→ Data for analysis:
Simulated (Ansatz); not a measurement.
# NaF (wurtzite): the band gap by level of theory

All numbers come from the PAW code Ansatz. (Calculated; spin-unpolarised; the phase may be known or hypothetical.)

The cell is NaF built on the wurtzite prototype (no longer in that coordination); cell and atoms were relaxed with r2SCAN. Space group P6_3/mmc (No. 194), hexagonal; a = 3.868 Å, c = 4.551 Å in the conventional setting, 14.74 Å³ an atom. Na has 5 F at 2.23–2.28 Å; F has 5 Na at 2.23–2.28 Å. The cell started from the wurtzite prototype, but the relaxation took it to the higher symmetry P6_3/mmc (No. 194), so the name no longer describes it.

→ Assignment: What is needed here is an exact copy of all the records above.

→ Answer box:
Simulated (Ansatz); not a measurement.
# NaF (wurtzite): the band gap by level of theory

All numbers come from the PAW code Ansatz. (Calculated; spin-unpolarised; the phase may be known or hypothetical.)

The cell is NaF built on the wurtzite prototype (no longer in that coordination); cell and atoms were relaxed with r2SCAN. Space group P6_3/mmc (No. 194), hexagonal; a = 3.868 Å, c = 4.551 Å in the conventional setting, 14.74 Å³ an atom. Na has 5 F at 2.23–2.28 Å; F has 5 Na at 2.23–2.28 Å. The cell started from the wurtzite prototype, but the relaxation took it to the higher symmetry P6_3/mmc (No. 194), so the name no longer describes it.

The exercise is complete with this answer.